________________

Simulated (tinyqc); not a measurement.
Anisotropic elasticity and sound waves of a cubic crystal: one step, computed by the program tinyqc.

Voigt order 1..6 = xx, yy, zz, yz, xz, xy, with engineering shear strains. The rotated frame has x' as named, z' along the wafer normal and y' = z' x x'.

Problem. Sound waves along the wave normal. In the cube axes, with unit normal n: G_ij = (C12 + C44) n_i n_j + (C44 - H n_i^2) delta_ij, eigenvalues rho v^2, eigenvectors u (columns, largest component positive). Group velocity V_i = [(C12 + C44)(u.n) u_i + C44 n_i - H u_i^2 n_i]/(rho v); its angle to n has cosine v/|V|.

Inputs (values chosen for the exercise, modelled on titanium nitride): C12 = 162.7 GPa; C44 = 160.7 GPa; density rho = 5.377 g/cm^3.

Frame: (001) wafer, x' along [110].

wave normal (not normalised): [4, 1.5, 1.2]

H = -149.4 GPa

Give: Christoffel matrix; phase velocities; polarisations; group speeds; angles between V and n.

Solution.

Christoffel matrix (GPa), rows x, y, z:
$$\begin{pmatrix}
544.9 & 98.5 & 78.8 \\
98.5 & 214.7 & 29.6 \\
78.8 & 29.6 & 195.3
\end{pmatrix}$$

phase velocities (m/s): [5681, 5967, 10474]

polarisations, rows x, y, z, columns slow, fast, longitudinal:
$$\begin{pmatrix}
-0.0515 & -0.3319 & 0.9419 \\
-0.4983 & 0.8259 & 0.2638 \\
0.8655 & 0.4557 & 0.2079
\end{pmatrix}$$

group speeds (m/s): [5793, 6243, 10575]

________________

_Work item_.
Starting at the line that has "Problem. Sound waves" and ending at the line that has "phase velocities (m/s): [5681, 5967, 10474]", please write out the lines above exactly, leaving out all others.

_Exercise result_.
Problem. Sound waves along the wave normal. In the cube axes, with unit normal n: G_ij = (C12 + C44) n_i n_j + (C44 - H n_i^2) delta_ij, eigenvalues rho v^2, eigenvectors u (columns, largest component positive). Group velocity V_i = [(C12 + C44)(u.n) u_i + C44 n_i - H u_i^2 n_i]/(rho v); its angle to n has cosine v/|V|.

Inputs (values chosen for the exercise, modelled on titanium nitride): C12 = 162.7 GPa; C44 = 160.7 GPa; density rho = 5.377 g/cm^3.

Frame: (001) wafer, x' along [110].

wave normal (not normalised): [4, 1.5, 1.2]

H = -149.4 GPa

Give: Christoffel matrix; phase velocities; polarisations; group speeds; angles between V and n.

Solution.

Christoffel matrix (GPa), rows x, y, z:
$$\begin{pmatrix}
544.9 & 98.5 & 78.8 \\
98.5 & 214.7 & 29.6 \\
78.8 & 29.6 & 195.3
\end{pmatrix}$$

phase velocities (m/s): [5681, 5967, 10474]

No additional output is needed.